#### Assignment:
Each line of the listing below, from the very first to the one that contains "This is a made-up", is to be retyped exactly as it stands.

#### Extracted information:
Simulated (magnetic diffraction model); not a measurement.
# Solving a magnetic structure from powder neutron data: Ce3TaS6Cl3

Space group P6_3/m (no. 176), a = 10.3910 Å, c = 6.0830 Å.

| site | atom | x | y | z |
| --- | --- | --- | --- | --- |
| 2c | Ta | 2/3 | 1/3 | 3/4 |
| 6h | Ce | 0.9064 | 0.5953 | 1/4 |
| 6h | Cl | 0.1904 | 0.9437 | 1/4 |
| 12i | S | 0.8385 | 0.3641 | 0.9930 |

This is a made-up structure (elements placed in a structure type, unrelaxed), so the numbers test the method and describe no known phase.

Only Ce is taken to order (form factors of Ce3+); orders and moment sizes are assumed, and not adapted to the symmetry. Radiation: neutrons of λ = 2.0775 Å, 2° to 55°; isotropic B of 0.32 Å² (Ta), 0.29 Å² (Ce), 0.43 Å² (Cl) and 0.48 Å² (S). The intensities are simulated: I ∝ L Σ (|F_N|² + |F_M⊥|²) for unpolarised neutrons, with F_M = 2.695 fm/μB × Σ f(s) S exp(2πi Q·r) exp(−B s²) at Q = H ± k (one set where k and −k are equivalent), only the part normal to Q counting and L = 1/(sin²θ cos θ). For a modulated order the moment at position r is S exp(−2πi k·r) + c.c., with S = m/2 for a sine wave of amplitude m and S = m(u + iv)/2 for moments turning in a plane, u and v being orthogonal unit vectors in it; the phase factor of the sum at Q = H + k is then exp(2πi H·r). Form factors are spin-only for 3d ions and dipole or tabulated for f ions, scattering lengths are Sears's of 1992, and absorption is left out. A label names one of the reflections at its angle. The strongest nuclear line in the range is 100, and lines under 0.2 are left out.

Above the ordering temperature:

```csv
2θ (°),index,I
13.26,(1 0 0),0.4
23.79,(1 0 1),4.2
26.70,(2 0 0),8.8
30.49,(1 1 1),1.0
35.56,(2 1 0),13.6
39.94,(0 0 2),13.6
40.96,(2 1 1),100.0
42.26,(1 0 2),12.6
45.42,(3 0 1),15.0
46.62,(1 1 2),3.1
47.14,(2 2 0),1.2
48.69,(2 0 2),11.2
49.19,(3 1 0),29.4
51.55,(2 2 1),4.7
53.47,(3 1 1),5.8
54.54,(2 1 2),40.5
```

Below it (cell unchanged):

#### Response:
Simulated (magnetic diffraction model); not a measurement.
# Solving a magnetic structure from powder neutron data: Ce3TaS6Cl3

Space group P6_3/m (no. 176), a = 10.3910 Å, c = 6.0830 Å.

| site | atom | x | y | z |
| --- | --- | --- | --- | --- |
| 2c | Ta | 2/3 | 1/3 | 3/4 |
| 6h | Ce | 0.9064 | 0.5953 | 1/4 |
| 6h | Cl | 0.1904 | 0.9437 | 1/4 |
| 12i | S | 0.8385 | 0.3641 | 0.9930 |

This is a made-up structure (elements placed in a structure type, unrelaxed), so the numbers test the method and describe no known phase.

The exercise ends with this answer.